**ASSIGNED TASK:**
Restate all of the data exactly.

EXTRACTED ENTRIES START

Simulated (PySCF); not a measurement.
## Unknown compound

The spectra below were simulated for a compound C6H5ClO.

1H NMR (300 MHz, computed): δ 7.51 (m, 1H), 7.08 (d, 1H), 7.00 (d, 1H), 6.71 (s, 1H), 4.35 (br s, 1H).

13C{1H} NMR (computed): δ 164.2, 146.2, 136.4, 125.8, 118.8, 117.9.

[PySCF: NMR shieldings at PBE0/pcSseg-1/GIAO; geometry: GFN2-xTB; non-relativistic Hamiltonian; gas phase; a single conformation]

EXTRACTED ENTRIES END

**TASK OUTPUT:**
Simulated (PySCF); not a measurement.
## Unknown compound

The spectra below were simulated for a compound C6H5ClO.

1H NMR (300 MHz, computed): δ 7.51 (m, 1H), 7.08 (d, 1H), 7.00 (d, 1H), 6.71 (s, 1H), 4.35 (br s, 1H).

13C{1H} NMR (computed): δ 164.2, 146.2, 136.4, 125.8, 118.8, 117.9.

[PySCF: NMR shieldings at PBE0/pcSseg-1/GIAO; geometry: GFN2-xTB; non-relativistic Hamiltonian; gas phase; a single conformation]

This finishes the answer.